- **Work instruction**
Retype the full listing without altering anything.

- **Listed entries**
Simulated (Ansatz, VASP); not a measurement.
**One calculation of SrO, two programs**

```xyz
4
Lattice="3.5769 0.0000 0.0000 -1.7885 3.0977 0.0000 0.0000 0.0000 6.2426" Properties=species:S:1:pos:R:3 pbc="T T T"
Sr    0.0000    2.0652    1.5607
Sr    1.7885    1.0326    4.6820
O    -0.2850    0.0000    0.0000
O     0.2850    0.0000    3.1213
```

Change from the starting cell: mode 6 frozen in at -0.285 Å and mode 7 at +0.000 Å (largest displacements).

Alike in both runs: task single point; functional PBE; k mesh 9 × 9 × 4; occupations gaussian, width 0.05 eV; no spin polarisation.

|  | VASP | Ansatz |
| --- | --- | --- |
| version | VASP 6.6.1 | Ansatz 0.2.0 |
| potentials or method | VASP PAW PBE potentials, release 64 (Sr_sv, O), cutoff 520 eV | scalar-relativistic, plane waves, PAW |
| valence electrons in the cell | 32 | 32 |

- **Problem solution**
Simulated (Ansatz, VASP); not a measurement.
**One calculation of SrO, two programs**

```xyz
4
Lattice="3.5769 0.0000 0.0000 -1.7885 3.0977 0.0000 0.0000 0.0000 6.2426" Properties=species:S:1:pos:R:3 pbc="T T T"
Sr    0.0000    2.0652    1.5607
Sr    1.7885    1.0326    4.6820
O    -0.2850    0.0000    0.0000
O     0.2850    0.0000    3.1213
```

Change from the starting cell: mode 6 frozen in at -0.285 Å and mode 7 at +0.000 Å (largest displacements).

Alike in both runs: task single point; functional PBE; k mesh 9 × 9 × 4; occupations gaussian, width 0.05 eV; no spin polarisation.

|  | VASP | Ansatz |
| --- | --- | --- |
| version | VASP 6.6.1 | Ansatz 0.2.0 |
| potentials or method | VASP PAW PBE potentials, release 64 (Sr_sv, O), cutoff 520 eV | scalar-relativistic, plane waves, PAW |
| valence electrons in the cell | 32 | 32 |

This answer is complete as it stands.